- ACTIVITY -
Would you please print the data a second time, exactly as it stands?

- ENTRIES PROVIDED -
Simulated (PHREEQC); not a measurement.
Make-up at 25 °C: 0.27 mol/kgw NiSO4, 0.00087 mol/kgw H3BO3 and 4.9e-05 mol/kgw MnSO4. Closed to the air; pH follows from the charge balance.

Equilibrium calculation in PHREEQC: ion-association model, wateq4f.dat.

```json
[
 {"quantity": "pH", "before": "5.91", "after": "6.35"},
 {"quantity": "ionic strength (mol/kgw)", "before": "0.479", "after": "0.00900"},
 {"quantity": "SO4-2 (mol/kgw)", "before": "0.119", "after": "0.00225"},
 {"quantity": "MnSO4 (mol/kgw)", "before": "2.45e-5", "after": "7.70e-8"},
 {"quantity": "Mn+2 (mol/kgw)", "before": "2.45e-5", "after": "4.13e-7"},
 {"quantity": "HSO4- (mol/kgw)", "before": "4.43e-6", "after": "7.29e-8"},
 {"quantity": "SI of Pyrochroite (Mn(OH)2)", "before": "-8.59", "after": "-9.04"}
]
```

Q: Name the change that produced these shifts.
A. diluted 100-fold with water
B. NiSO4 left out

- EXERCISE SOLUTION -
Simulated (PHREEQC); not a measurement.
Make-up at 25 °C: 0.27 mol/kgw NiSO4, 0.00087 mol/kgw H3BO3 and 4.9e-05 mol/kgw MnSO4. Closed to the air; pH follows from the charge balance.

Equilibrium calculation in PHREEQC: ion-association model, wateq4f.dat.

```json
[
 {"quantity": "pH", "before": "5.91", "after": "6.35"},
 {"quantity": "ionic strength (mol/kgw)", "before": "0.479", "after": "0.00900"},
 {"quantity": "SO4-2 (mol/kgw)", "before": "0.119", "after": "0.00225"},
 {"quantity": "MnSO4 (mol/kgw)", "before": "2.45e-5", "after": "7.70e-8"},
 {"quantity": "Mn+2 (mol/kgw)", "before": "2.45e-5", "after": "4.13e-7"},
 {"quantity": "HSO4- (mol/kgw)", "before": "4.43e-6", "after": "7.29e-8"},
 {"quantity": "SI of Pyrochroite (Mn(OH)2)", "before": "-8.59", "after": "-9.04"}
]
```

Q: Name the change that produced these shifts.
A. diluted 100-fold with water
B. NiSO4 left out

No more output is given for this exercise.